- [Action item]:
Among the entries below, one stretch runs from the line that contains "Problem. How widely" through the line that contains "Solution. Mean 0.28". Repeat that stretch exactly, ends included, and only that.

- [Source data]:
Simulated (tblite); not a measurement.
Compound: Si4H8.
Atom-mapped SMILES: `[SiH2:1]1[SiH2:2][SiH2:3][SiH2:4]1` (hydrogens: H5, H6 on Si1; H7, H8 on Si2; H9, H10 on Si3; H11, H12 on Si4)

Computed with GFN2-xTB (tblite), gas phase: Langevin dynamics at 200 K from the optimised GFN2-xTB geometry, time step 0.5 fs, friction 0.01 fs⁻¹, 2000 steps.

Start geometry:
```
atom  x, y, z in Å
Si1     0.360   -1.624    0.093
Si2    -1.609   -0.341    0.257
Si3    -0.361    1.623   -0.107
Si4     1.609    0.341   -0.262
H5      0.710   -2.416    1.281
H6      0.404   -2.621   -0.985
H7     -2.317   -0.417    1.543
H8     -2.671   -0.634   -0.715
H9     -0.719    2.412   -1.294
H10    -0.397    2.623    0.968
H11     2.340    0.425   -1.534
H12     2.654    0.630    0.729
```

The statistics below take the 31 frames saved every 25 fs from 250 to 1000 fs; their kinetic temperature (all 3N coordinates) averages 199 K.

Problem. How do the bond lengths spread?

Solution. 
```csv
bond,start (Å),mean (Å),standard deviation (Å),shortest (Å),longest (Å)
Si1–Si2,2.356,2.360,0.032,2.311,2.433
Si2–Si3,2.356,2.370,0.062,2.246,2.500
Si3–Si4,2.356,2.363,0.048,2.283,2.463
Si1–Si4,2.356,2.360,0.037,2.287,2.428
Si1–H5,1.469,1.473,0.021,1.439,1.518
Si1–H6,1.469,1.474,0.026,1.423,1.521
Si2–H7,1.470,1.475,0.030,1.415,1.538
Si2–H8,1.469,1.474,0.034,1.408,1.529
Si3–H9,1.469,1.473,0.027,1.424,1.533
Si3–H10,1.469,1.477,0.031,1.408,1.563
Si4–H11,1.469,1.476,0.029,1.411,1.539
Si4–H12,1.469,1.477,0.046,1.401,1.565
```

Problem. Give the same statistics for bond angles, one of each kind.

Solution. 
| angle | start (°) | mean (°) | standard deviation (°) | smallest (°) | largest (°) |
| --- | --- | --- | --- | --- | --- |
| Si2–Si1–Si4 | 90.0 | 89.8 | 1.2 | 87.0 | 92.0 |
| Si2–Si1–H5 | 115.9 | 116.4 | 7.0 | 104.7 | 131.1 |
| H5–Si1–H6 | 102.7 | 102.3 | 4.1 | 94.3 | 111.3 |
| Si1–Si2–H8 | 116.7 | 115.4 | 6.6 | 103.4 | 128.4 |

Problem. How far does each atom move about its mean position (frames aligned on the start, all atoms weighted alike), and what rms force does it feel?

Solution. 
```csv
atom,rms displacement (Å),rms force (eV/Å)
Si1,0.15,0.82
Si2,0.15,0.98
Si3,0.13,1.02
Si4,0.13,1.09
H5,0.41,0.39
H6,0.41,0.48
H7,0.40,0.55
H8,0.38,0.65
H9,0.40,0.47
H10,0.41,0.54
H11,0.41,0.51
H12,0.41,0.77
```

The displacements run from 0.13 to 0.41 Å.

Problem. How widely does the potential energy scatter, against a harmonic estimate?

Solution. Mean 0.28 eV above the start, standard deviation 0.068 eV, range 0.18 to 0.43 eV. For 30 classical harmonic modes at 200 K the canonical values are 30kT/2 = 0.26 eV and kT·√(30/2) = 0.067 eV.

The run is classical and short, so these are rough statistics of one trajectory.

- [Exercise solution]:
Problem. How widely does the potential energy scatter, against a harmonic estimate?

Solution. Mean 0.28 eV above the start, standard deviation 0.068 eV, range 0.18 to 0.43 eV. For 30 classical harmonic modes at 200 K the canonical values are 30kT/2 = 0.26 eV and kT·√(30/2) = 0.067 eV.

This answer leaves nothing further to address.